Data under study:
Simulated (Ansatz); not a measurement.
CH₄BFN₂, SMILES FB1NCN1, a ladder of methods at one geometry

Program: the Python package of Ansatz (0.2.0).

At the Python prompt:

Assignment: Write out the whole listing above, keeping each line exactly as it is.

Written answer:
Simulated (Ansatz); not a measurement.
CH₄BFN₂, SMILES FB1NCN1, a ladder of methods at one geometry

Program: the Python package of Ansatz (0.2.0).

At the Python prompt:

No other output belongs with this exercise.